Supplied material:
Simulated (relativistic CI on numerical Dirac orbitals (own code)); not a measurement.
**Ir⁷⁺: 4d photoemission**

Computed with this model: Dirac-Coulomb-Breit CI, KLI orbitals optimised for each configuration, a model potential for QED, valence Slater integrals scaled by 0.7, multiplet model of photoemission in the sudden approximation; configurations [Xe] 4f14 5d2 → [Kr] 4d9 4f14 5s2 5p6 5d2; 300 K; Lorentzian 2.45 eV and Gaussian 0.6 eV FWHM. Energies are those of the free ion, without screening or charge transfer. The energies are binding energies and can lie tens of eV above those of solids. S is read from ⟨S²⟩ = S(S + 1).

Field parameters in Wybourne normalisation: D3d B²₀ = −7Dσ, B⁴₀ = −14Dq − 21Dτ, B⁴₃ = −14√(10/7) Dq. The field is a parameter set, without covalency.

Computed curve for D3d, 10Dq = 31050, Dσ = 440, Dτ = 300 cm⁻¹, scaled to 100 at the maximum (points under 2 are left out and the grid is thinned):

Assigned task:
Quote the data above from the line containing "Computed with this" to the line containing "Field parameters in", inclusive, and stop.

Worked solution:
Computed with this model: Dirac-Coulomb-Breit CI, KLI orbitals optimised for each configuration, a model potential for QED, valence Slater integrals scaled by 0.7, multiplet model of photoemission in the sudden approximation; configurations [Xe] 4f14 5d2 → [Kr] 4d9 4f14 5s2 5p6 5d2; 300 K; Lorentzian 2.45 eV and Gaussian 0.6 eV FWHM. Energies are those of the free ion, without screening or charge transfer. The energies are binding energies and can lie tens of eV above those of solids. S is read from ⟨S²⟩ = S(S + 1).

Field parameters in Wybourne normalisation: D3d B²₀ = −7Dσ, B⁴₀ = −14Dq − 21Dτ, B⁴₃ = −14√(10/7) Dq. The field is a parameter set, without covalency.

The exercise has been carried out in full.